## Stored data
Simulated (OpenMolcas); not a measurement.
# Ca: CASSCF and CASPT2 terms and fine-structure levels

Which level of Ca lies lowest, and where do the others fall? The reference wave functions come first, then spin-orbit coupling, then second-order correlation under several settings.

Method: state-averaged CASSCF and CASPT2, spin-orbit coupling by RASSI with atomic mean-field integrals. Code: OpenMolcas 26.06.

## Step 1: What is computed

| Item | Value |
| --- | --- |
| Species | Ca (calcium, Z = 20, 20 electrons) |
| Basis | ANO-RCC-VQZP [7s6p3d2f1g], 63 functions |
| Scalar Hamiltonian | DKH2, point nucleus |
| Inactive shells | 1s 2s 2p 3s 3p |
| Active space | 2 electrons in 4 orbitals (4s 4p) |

## Task item
Print out each record above exactly, with nothing omitted.

## Exercise output
Simulated (OpenMolcas); not a measurement.
# Ca: CASSCF and CASPT2 terms and fine-structure levels

Which level of Ca lies lowest, and where do the others fall? The reference wave functions come first, then spin-orbit coupling, then second-order correlation under several settings.

Method: state-averaged CASSCF and CASPT2, spin-orbit coupling by RASSI with atomic mean-field integrals. Code: OpenMolcas 26.06.

## Step 1: What is computed

| Item | Value |
| --- | --- |
| Species | Ca (calcium, Z = 20, 20 electrons) |
| Basis | ANO-RCC-VQZP [7s6p3d2f1g], 63 functions |
| Scalar Hamiltonian | DKH2, point nucleus |
| Inactive shells | 1s 2s 2p 3s 3p |
| Active space | 2 electrons in 4 orbitals (4s 4p) |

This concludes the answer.